## Work request
Take the lines below from the first through the one that contains "- A non-aromatic C=C double bond: no." and copy them exactly.

*** Block opens ***
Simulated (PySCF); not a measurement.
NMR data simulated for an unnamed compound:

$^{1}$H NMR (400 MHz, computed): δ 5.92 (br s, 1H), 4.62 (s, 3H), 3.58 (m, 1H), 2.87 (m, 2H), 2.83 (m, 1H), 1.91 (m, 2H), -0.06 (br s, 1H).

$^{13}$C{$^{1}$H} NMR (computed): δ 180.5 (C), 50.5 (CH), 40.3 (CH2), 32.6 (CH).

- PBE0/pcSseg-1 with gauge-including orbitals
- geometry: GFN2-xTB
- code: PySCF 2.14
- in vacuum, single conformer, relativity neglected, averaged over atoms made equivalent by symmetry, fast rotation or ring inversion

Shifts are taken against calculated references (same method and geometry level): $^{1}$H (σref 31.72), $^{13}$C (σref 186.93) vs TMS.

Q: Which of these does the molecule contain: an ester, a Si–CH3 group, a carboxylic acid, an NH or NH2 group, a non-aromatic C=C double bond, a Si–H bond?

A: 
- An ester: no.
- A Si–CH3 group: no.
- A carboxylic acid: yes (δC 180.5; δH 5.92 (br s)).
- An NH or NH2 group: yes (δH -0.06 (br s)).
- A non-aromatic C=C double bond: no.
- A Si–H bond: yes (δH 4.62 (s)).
*** Block closes ***

## Your solution
Simulated (PySCF); not a measurement.
NMR data simulated for an unnamed compound:

$^{1}$H NMR (400 MHz, computed): δ 5.92 (br s, 1H), 4.62 (s, 3H), 3.58 (m, 1H), 2.87 (m, 2H), 2.83 (m, 1H), 1.91 (m, 2H), -0.06 (br s, 1H).

$^{13}$C{$^{1}$H} NMR (computed): δ 180.5 (C), 50.5 (CH), 40.3 (CH2), 32.6 (CH).

- PBE0/pcSseg-1 with gauge-including orbitals
- geometry: GFN2-xTB
- code: PySCF 2.14
- in vacuum, single conformer, relativity neglected, averaged over atoms made equivalent by symmetry, fast rotation or ring inversion

Shifts are taken against calculated references (same method and geometry level): $^{1}$H (σref 31.72), $^{13}$C (σref 186.93) vs TMS.

Q: Which of these does the molecule contain: an ester, a Si–CH3 group, a carboxylic acid, an NH or NH2 group, a non-aromatic C=C double bond, a Si–H bond?

A: 
- An ester: no.
- A Si–CH3 group: no.
- A carboxylic acid: yes (δC 180.5; δH 5.92 (br s)).
- An NH or NH2 group: yes (δH -0.06 (br s)).
- A non-aromatic C=C double bond: no.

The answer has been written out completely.